### Data shown

┄┄┄┄┄┄┄┄┄┄

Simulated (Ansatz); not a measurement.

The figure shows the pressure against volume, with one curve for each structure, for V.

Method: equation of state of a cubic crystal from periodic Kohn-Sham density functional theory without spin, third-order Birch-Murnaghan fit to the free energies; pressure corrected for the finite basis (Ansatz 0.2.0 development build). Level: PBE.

┄┄┄┄┄┄┄┄┄┄

### Requirement
Copy the listing exactly.

### Task result
Simulated (Ansatz); not a measurement.

The figure shows the pressure against volume, with one curve for each structure, for V.

Method: equation of state of a cubic crystal from periodic Kohn-Sham density functional theory without spin, third-order Birch-Murnaghan fit to the free energies; pressure corrected for the finite basis (Ansatz 0.2.0 development build). Level: PBE.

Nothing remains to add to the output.